## Work item
The expected result is every line of the records, printed exactly.

□ □ □
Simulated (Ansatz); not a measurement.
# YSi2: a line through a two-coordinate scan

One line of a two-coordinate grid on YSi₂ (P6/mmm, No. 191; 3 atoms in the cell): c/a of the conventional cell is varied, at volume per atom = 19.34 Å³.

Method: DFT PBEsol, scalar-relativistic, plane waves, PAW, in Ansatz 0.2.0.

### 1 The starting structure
□ □ □

## Response area
Simulated (Ansatz); not a measurement.
# YSi2: a line through a two-coordinate scan

One line of a two-coordinate grid on YSi₂ (P6/mmm, No. 191; 3 atoms in the cell): c/a of the conventional cell is varied, at volume per atom = 19.34 Å³.

Method: DFT PBEsol, scalar-relativistic, plane waves, PAW, in Ansatz 0.2.0.

### 1 The starting structure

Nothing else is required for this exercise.